- [DATA LISTING]:
◇ ◇ ◇ ◇ ◇

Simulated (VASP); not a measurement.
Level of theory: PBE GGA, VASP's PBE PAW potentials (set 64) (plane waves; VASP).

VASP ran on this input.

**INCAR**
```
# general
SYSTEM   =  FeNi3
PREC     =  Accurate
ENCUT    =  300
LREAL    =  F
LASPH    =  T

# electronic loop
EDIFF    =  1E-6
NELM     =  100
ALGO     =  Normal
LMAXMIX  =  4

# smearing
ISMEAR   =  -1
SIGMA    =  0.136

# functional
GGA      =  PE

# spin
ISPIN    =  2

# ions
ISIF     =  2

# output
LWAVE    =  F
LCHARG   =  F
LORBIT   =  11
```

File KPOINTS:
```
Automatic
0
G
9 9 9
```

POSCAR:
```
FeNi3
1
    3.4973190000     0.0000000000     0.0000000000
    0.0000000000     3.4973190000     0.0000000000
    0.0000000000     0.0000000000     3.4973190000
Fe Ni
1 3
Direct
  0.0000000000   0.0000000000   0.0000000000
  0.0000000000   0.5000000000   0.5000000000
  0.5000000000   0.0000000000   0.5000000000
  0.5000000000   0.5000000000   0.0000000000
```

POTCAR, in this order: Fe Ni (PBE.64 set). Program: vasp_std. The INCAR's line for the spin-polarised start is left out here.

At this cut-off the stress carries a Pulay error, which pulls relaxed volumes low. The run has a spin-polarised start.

◇ ◇ ◇ ◇ ◇

- [ACTION ITEM]: Reproduce each entry exactly, with nothing missing.

- [EXERCISE ANSWER]:
Simulated (VASP); not a measurement.
Level of theory: PBE GGA, VASP's PBE PAW potentials (set 64) (plane waves; VASP).

VASP ran on this input.

**INCAR**
```
# general
SYSTEM   =  FeNi3
PREC     =  Accurate
ENCUT    =  300
LREAL    =  F
LASPH    =  T

# electronic loop
EDIFF    =  1E-6
NELM     =  100
ALGO     =  Normal
LMAXMIX  =  4

# smearing
ISMEAR   =  -1
SIGMA    =  0.136

# functional
GGA      =  PE

# spin
ISPIN    =  2

# ions
ISIF     =  2

# output
LWAVE    =  F
LCHARG   =  F
LORBIT   =  11
```

File KPOINTS:
```
Automatic
0
G
9 9 9
```

POSCAR:
```
FeNi3
1
    3.4973190000     0.0000000000     0.0000000000
    0.0000000000     3.4973190000     0.0000000000
    0.0000000000     0.0000000000     3.4973190000
Fe Ni
1 3
Direct
  0.0000000000   0.0000000000   0.0000000000
  0.0000000000   0.5000000000   0.5000000000
  0.5000000000   0.0000000000   0.5000000000
  0.5000000000   0.5000000000   0.0000000000
```

POTCAR, in this order: Fe Ni (PBE.64 set). Program: vasp_std. The INCAR's line for the spin-polarised start is left out here.

At this cut-off the stress carries a Pulay error, which pulls relaxed volumes low. The run has a spin-polarised start.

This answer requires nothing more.